**Material provided**
+ + + + +

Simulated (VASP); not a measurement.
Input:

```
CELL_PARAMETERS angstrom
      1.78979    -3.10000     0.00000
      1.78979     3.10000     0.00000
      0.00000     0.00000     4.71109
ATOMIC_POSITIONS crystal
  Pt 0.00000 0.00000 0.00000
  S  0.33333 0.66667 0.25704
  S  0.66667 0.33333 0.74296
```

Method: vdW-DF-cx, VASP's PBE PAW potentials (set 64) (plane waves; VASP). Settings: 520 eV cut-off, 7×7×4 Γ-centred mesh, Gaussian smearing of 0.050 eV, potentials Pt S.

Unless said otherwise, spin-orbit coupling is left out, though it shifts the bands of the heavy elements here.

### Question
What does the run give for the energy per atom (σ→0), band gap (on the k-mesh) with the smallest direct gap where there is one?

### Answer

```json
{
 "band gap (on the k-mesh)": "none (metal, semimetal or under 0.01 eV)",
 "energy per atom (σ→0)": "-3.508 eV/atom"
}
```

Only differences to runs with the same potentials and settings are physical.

+ + + + +

**Assigned task**
Nothing beyond the line that contains "### Question" belongs in the answer; reproduce the entries exactly from their first line through it.

**Written answer**
Simulated (VASP); not a measurement.
Input:

```
CELL_PARAMETERS angstrom
      1.78979    -3.10000     0.00000
      1.78979     3.10000     0.00000
      0.00000     0.00000     4.71109
ATOMIC_POSITIONS crystal
  Pt 0.00000 0.00000 0.00000
  S  0.33333 0.66667 0.25704
  S  0.66667 0.33333 0.74296
```

Method: vdW-DF-cx, VASP's PBE PAW potentials (set 64) (plane waves; VASP). Settings: 520 eV cut-off, 7×7×4 Γ-centred mesh, Gaussian smearing of 0.050 eV, potentials Pt S.

Unless said otherwise, spin-orbit coupling is left out, though it shifts the bands of the heavy elements here.

### Question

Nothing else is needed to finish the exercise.